**RECORDS SUPPLIED**
------------

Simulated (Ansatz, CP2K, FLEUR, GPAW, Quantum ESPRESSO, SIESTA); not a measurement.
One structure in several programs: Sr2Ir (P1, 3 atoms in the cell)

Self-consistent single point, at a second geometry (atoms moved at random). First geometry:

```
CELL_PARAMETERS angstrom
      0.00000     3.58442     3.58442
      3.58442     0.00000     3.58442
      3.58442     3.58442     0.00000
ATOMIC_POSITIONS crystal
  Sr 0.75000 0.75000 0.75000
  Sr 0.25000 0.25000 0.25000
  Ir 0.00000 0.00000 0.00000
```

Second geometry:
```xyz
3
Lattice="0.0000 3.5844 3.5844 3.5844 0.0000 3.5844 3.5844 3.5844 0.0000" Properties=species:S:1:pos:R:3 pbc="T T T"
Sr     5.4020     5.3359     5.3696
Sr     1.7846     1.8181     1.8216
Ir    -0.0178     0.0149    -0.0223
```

------------

**REQUIREMENT**
What is needed is an exact reproduction of the data.

**ANSWER BOX**
Simulated (Ansatz, CP2K, FLEUR, GPAW, Quantum ESPRESSO, SIESTA); not a measurement.
One structure in several programs: Sr2Ir (P1, 3 atoms in the cell)

Self-consistent single point, at a second geometry (atoms moved at random). First geometry:

```
CELL_PARAMETERS angstrom
      0.00000     3.58442     3.58442
      3.58442     0.00000     3.58442
      3.58442     3.58442     0.00000
ATOMIC_POSITIONS crystal
  Sr 0.75000 0.75000 0.75000
  Sr 0.25000 0.25000 0.25000
  Ir 0.00000 0.00000 0.00000
```

Second geometry:
```xyz
3
Lattice="0.0000 3.5844 3.5844 3.5844 0.0000 3.5844 3.5844 3.5844 0.0000" Properties=species:S:1:pos:R:3 pbc="T T T"
Sr     5.4020     5.3359     5.3696
Sr     1.7846     1.8181     1.8216
Ir    -0.0178     0.0149    -0.0223
```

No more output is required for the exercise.